__EXCERPTED RECORDS__.
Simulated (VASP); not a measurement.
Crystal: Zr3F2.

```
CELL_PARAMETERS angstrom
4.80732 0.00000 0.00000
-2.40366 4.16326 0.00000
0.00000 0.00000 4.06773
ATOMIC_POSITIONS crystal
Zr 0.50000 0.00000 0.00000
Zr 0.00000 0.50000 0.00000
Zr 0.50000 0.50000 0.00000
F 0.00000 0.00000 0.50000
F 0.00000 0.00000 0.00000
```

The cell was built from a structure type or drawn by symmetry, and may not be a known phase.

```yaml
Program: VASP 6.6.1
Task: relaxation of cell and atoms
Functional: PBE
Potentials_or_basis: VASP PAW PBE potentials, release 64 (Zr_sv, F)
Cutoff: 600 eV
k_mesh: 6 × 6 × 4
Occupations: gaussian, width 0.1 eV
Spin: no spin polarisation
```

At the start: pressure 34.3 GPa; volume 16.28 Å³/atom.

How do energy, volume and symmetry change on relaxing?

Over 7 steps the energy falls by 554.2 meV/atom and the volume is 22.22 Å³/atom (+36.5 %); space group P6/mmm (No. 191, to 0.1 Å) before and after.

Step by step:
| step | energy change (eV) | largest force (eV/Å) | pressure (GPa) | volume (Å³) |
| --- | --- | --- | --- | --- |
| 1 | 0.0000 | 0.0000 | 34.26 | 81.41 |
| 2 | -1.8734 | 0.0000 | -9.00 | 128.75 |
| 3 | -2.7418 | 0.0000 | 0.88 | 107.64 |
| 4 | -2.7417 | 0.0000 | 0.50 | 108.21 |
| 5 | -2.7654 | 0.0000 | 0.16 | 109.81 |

__ACTION ITEM__.
In the entries above, the lines from the one bearing "0.88 | 107.64 |" up to and including the one bearing "0.50 | 108.21 |" should be transcribed exactly; no other line is wanted.

__YOUR RESPONSE__.
| 3 | -2.7418 | 0.0000 | 0.88 | 107.64 |
| 4 | -2.7417 | 0.0000 | 0.50 | 108.21 |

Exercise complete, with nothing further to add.